▸ Extracted records:
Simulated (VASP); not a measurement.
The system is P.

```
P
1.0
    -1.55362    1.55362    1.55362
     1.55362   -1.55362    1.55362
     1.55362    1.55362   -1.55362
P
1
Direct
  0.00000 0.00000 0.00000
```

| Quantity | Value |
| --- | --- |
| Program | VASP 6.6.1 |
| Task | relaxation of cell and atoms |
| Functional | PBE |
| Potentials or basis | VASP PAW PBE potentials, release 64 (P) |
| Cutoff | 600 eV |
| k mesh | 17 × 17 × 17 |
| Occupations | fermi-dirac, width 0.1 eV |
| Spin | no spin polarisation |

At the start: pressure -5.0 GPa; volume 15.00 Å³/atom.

▸ Task item: Produce a faithful copy of all the material above.

▸ Answer area:
Simulated (VASP); not a measurement.
The system is P.

```
P
1.0
    -1.55362    1.55362    1.55362
     1.55362   -1.55362    1.55362
     1.55362    1.55362   -1.55362
P
1
Direct
  0.00000 0.00000 0.00000
```

| Quantity | Value |
| --- | --- |
| Program | VASP 6.6.1 |
| Task | relaxation of cell and atoms |
| Functional | PBE |
| Potentials or basis | VASP PAW PBE potentials, release 64 (P) |
| Cutoff | 600 eV |
| k mesh | 17 × 17 × 17 |
| Occupations | fermi-dirac, width 0.1 eV |
| Spin | no spin polarisation |

At the start: pressure -5.0 GPa; volume 15.00 Å³/atom.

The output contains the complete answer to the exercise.